> _Record set_
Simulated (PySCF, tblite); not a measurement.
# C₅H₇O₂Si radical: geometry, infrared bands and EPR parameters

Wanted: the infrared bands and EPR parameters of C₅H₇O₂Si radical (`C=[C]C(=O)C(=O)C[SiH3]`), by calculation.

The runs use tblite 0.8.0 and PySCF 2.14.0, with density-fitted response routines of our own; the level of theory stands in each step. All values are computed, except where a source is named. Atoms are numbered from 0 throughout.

> _Work task_
Nothing in the data may be omitted; transcribe it exactly.

> _Exercise response_
Simulated (PySCF, tblite); not a measurement.
# C₅H₇O₂Si radical: geometry, infrared bands and EPR parameters

Wanted: the infrared bands and EPR parameters of C₅H₇O₂Si radical (`C=[C]C(=O)C(=O)C[SiH3]`), by calculation.

The runs use tblite 0.8.0 and PySCF 2.14.0, with density-fitted response routines of our own; the level of theory stands in each step. All values are computed, except where a source is named. Atoms are numbered from 0 throughout.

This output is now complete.